→ Record set
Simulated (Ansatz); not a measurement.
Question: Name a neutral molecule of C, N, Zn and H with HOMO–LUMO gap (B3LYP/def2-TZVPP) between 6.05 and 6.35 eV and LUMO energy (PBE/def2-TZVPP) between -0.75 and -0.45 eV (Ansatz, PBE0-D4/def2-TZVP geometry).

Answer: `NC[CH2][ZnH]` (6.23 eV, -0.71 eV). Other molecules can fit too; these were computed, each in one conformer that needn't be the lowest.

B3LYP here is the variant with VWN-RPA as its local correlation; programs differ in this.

→ Work order
Nothing added, nothing dropped: copy the data above.

→ Response box
Simulated (Ansatz); not a measurement.
Question: Name a neutral molecule of C, N, Zn and H with HOMO–LUMO gap (B3LYP/def2-TZVPP) between 6.05 and 6.35 eV and LUMO energy (PBE/def2-TZVPP) between -0.75 and -0.45 eV (Ansatz, PBE0-D4/def2-TZVP geometry).

Answer: `NC[CH2][ZnH]` (6.23 eV, -0.71 eV). Other molecules can fit too; these were computed, each in one conformer that needn't be the lowest.

B3LYP here is the variant with VWN-RPA as its local correlation; programs differ in this.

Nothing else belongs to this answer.